• Exercise
Repeat the listing below in full, keeping each word as given.

=== Section Start ===

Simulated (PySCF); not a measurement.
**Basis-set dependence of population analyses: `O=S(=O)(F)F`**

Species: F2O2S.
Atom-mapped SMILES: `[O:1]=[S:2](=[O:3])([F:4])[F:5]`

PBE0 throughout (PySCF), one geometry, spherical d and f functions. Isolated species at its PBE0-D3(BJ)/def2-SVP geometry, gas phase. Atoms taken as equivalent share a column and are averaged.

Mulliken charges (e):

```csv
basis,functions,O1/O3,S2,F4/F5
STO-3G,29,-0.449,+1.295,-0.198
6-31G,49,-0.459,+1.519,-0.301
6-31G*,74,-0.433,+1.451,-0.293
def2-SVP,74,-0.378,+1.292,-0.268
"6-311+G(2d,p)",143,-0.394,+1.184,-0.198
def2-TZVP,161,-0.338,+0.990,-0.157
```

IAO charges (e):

=== Section End ===

• Written answer
Simulated (PySCF); not a measurement.
**Basis-set dependence of population analyses: `O=S(=O)(F)F`**

Species: F2O2S.
Atom-mapped SMILES: `[O:1]=[S:2](=[O:3])([F:4])[F:5]`

PBE0 throughout (PySCF), one geometry, spherical d and f functions. Isolated species at its PBE0-D3(BJ)/def2-SVP geometry, gas phase. Atoms taken as equivalent share a column and are averaged.

Mulliken charges (e):

```csv
basis,functions,O1/O3,S2,F4/F5
STO-3G,29,-0.449,+1.295,-0.198
6-31G,49,-0.459,+1.519,-0.301
6-31G*,74,-0.433,+1.451,-0.293
def2-SVP,74,-0.378,+1.292,-0.268
"6-311+G(2d,p)",143,-0.394,+1.184,-0.198
def2-TZVP,161,-0.338,+0.990,-0.157
```

IAO charges (e):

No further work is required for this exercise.